Work item
The response should be a faithful copy of every record, with nothing left out.

= = =

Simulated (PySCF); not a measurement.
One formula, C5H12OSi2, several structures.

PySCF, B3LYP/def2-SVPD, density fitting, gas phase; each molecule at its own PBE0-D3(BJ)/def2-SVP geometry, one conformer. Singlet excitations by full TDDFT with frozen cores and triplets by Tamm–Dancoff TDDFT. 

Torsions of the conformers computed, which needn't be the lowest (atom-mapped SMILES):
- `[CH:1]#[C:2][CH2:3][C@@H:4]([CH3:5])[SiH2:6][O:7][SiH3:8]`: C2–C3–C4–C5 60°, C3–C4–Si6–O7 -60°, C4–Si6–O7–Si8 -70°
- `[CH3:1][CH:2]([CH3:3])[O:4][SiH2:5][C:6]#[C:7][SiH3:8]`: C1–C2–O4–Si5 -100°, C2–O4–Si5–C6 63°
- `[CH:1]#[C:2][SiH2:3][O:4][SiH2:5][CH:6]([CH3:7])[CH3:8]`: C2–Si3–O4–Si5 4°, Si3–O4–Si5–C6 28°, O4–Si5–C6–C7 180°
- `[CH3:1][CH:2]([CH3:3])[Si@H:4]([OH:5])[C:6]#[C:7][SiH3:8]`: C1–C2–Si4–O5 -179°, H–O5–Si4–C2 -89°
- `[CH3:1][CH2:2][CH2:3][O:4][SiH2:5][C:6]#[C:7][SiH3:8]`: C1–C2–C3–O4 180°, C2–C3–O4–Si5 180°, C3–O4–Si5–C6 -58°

= = =

Written response
Simulated (PySCF); not a measurement.
One formula, C5H12OSi2, several structures.

PySCF, B3LYP/def2-SVPD, density fitting, gas phase; each molecule at its own PBE0-D3(BJ)/def2-SVP geometry, one conformer. Singlet excitations by full TDDFT with frozen cores and triplets by Tamm–Dancoff TDDFT. 

Torsions of the conformers computed, which needn't be the lowest (atom-mapped SMILES):
- `[CH:1]#[C:2][CH2:3][C@@H:4]([CH3:5])[SiH2:6][O:7][SiH3:8]`: C2–C3–C4–C5 60°, C3–C4–Si6–O7 -60°, C4–Si6–O7–Si8 -70°
- `[CH3:1][CH:2]([CH3:3])[O:4][SiH2:5][C:6]#[C:7][SiH3:8]`: C1–C2–O4–Si5 -100°, C2–O4–Si5–C6 63°
- `[CH:1]#[C:2][SiH2:3][O:4][SiH2:5][CH:6]([CH3:7])[CH3:8]`: C2–Si3–O4–Si5 4°, Si3–O4–Si5–C6 28°, O4–Si5–C6–C7 180°
- `[CH3:1][CH:2]([CH3:3])[Si@H:4]([OH:5])[C:6]#[C:7][SiH3:8]`: C1–C2–Si4–O5 -179°, H–O5–Si4–C2 -89°
- `[CH3:1][CH2:2][CH2:3][O:4][SiH2:5][C:6]#[C:7][SiH3:8]`: C1–C2–C3–O4 180°, C2–C3–O4–Si5 180°, C3–O4–Si5–C6 -58°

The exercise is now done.